WORK INSTRUCTION: Nothing but the lines from the start of the records below through the line that has "Result: ΔE = (-707.09620)" should appear, each exactly as given.

EXTRACTED DATA:
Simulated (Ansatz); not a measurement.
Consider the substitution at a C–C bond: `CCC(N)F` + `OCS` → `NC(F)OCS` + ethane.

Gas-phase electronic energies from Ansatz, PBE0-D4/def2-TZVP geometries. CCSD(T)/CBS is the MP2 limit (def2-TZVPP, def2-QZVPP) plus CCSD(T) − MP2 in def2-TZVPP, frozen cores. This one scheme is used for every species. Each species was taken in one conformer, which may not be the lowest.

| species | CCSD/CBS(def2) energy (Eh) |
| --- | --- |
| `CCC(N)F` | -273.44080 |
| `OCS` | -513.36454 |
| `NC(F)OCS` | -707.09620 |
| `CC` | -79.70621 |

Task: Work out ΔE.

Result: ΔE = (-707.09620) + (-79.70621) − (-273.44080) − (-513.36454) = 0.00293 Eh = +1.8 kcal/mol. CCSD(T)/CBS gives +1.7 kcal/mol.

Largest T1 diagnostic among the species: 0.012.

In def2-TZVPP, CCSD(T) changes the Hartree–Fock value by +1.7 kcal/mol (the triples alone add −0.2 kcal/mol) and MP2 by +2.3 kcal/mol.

SOLUTION:
Simulated (Ansatz); not a measurement.
Consider the substitution at a C–C bond: `CCC(N)F` + `OCS` → `NC(F)OCS` + ethane.

Gas-phase electronic energies from Ansatz, PBE0-D4/def2-TZVP geometries. CCSD(T)/CBS is the MP2 limit (def2-TZVPP, def2-QZVPP) plus CCSD(T) − MP2 in def2-TZVPP, frozen cores. This one scheme is used for every species. Each species was taken in one conformer, which may not be the lowest.

| species | CCSD/CBS(def2) energy (Eh) |
| --- | --- |
| `CCC(N)F` | -273.44080 |
| `OCS` | -513.36454 |
| `NC(F)OCS` | -707.09620 |
| `CC` | -79.70621 |

Task: Work out ΔE.

Result: ΔE = (-707.09620) + (-79.70621) − (-273.44080) − (-513.36454) = 0.00293 Eh = +1.8 kcal/mol. CCSD(T)/CBS gives +1.7 kcal/mol.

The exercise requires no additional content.